▶ Entries provided:
------------------------------

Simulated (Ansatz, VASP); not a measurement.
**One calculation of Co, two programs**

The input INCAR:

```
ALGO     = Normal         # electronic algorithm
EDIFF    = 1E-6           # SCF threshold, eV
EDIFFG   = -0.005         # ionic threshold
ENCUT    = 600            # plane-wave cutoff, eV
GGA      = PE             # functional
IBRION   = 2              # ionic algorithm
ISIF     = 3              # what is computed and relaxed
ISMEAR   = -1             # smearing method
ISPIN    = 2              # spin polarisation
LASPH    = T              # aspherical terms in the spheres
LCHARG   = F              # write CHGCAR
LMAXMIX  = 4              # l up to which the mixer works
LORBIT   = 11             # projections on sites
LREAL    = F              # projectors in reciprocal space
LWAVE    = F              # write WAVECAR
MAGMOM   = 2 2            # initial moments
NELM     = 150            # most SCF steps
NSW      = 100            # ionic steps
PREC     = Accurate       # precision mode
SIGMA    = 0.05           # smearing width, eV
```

------------------------------

▶ Exercise: Transcribe each record exactly. Leave nothing out.

▶ Written answer:
Simulated (Ansatz, VASP); not a measurement.
**One calculation of Co, two programs**

The input INCAR:

```
ALGO     = Normal         # electronic algorithm
EDIFF    = 1E-6           # SCF threshold, eV
EDIFFG   = -0.005         # ionic threshold
ENCUT    = 600            # plane-wave cutoff, eV
GGA      = PE             # functional
IBRION   = 2              # ionic algorithm
ISIF     = 3              # what is computed and relaxed
ISMEAR   = -1             # smearing method
ISPIN    = 2              # spin polarisation
LASPH    = T              # aspherical terms in the spheres
LCHARG   = F              # write CHGCAR
LMAXMIX  = 4              # l up to which the mixer works
LORBIT   = 11             # projections on sites
LREAL    = F              # projectors in reciprocal space
LWAVE    = F              # write WAVECAR
MAGMOM   = 2 2            # initial moments
NELM     = 150            # most SCF steps
NSW      = 100            # ionic steps
PREC     = Accurate       # precision mode
SIGMA    = 0.05           # smearing width, eV
```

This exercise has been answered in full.